- [DATA UNDER STUDY]
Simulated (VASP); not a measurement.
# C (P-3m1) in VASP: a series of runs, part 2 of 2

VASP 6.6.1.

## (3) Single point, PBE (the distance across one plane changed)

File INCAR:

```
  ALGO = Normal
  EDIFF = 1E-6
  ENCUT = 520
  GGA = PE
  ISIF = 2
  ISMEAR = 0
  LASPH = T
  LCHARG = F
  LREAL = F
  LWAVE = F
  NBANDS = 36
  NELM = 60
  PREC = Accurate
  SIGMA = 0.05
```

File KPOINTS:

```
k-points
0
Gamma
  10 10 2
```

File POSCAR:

- [ASSIGNED TASK] Output the whole listing word for word.

- [ANSWER SPACE]
Simulated (VASP); not a measurement.
# C (P-3m1) in VASP: a series of runs, part 2 of 2

VASP 6.6.1.

## (3) Single point, PBE (the distance across one plane changed)

File INCAR:

```
  ALGO = Normal
  EDIFF = 1E-6
  ENCUT = 520
  GGA = PE
  ISIF = 2
  ISMEAR = 0
  LASPH = T
  LCHARG = F
  LREAL = F
  LWAVE = F
  NBANDS = 36
  NELM = 60
  PREC = Accurate
  SIGMA = 0.05
```

File KPOINTS:

```
k-points
0
Gamma
  10 10 2
```

File POSCAR:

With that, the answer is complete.